When you reach the entries below, transcribe each one exactly as it stands.

******************************

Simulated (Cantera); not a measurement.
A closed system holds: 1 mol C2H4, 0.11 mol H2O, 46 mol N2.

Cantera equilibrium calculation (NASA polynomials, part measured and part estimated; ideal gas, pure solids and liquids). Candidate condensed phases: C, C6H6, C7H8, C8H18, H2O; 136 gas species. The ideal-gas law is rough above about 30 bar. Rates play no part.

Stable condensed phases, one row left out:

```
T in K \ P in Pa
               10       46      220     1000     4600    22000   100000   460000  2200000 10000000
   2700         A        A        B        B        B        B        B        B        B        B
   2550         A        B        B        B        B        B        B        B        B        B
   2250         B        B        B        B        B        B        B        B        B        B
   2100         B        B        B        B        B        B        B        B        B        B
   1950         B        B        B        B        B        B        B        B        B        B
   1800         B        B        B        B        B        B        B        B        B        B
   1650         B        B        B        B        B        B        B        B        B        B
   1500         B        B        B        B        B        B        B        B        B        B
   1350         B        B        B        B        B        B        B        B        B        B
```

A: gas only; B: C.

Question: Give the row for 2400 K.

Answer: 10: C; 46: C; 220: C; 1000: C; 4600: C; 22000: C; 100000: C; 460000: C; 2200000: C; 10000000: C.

******************************

▸ **Written reply**
Simulated (Cantera); not a measurement.
A closed system holds: 1 mol C2H4, 0.11 mol H2O, 46 mol N2.

Cantera equilibrium calculation (NASA polynomials, part measured and part estimated; ideal gas, pure solids and liquids). Candidate condensed phases: C, C6H6, C7H8, C8H18, H2O; 136 gas species. The ideal-gas law is rough above about 30 bar. Rates play no part.

Stable condensed phases, one row left out:

```
T in K \ P in Pa
               10       46      220     1000     4600    22000   100000   460000  2200000 10000000
   2700         A        A        B        B        B        B        B        B        B        B
   2550         A        B        B        B        B        B        B        B        B        B
   2250         B        B        B        B        B        B        B        B        B        B
   2100         B        B        B        B        B        B        B        B        B        B
   1950         B        B        B        B        B        B        B        B        B        B
   1800         B        B        B        B        B        B        B        B        B        B
   1650         B        B        B        B        B        B        B        B        B        B
   1500         B        B        B        B        B        B        B        B        B        B
   1350         B        B        B        B        B        B        B        B        B        B
```

A: gas only; B: C.

Question: Give the row for 2400 K.

Answer: 10: C; 46: C; 220: C; 1000: C; 4600: C; 22000: C; 100000: C; 460000: C; 2200000: C; 10000000: C.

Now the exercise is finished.